→ ASSIGNMENT
Nothing but the lines from the one with "## I (begun" down to the one with "Energies are extrapolated" should be returned, exactly and with both ends included, from the material below.

*** Begin section ***

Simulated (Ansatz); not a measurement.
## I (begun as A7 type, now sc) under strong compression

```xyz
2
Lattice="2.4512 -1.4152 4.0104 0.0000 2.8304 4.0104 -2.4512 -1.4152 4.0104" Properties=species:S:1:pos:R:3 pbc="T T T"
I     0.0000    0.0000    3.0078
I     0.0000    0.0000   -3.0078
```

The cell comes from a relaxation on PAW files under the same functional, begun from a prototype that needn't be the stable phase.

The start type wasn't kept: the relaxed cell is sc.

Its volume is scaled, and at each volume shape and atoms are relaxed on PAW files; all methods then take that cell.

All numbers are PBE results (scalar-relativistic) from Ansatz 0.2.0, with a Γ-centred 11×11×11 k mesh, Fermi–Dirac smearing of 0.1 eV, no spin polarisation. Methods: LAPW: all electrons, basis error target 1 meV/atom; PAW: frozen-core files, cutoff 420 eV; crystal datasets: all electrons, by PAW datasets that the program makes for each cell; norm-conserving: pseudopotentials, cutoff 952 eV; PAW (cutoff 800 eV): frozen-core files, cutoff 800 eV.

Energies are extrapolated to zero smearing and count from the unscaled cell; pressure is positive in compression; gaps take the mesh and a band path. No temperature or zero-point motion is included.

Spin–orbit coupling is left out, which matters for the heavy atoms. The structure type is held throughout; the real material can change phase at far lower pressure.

*** End section ***

→ RESPONSE
## I (begun as A7 type, now sc) under strong compression

```xyz
2
Lattice="2.4512 -1.4152 4.0104 0.0000 2.8304 4.0104 -2.4512 -1.4152 4.0104" Properties=species:S:1:pos:R:3 pbc="T T T"
I     0.0000    0.0000    3.0078
I     0.0000    0.0000   -3.0078
```

The cell comes from a relaxation on PAW files under the same functional, begun from a prototype that needn't be the stable phase.

The start type wasn't kept: the relaxed cell is sc.

Its volume is scaled, and at each volume shape and atoms are relaxed on PAW files; all methods then take that cell.

All numbers are PBE results (scalar-relativistic) from Ansatz 0.2.0, with a Γ-centred 11×11×11 k mesh, Fermi–Dirac smearing of 0.1 eV, no spin polarisation. Methods: LAPW: all electrons, basis error target 1 meV/atom; PAW: frozen-core files, cutoff 420 eV; crystal datasets: all electrons, by PAW datasets that the program makes for each cell; norm-conserving: pseudopotentials, cutoff 952 eV; PAW (cutoff 800 eV): frozen-core files, cutoff 800 eV.

Energies are extrapolated to zero smearing and count from the unscaled cell; pressure is positive in compression; gaps take the mesh and a band path. No temperature or zero-point motion is included.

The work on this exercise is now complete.